> DATA FOR REVIEW
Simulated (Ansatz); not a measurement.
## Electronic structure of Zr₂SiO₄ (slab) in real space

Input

> WORK INSTRUCTION
Take the entries above and repeat them verbatim.

> WRITTEN SOLUTION
Simulated (Ansatz); not a measurement.
## Electronic structure of Zr₂SiO₄ (slab) in real space

Input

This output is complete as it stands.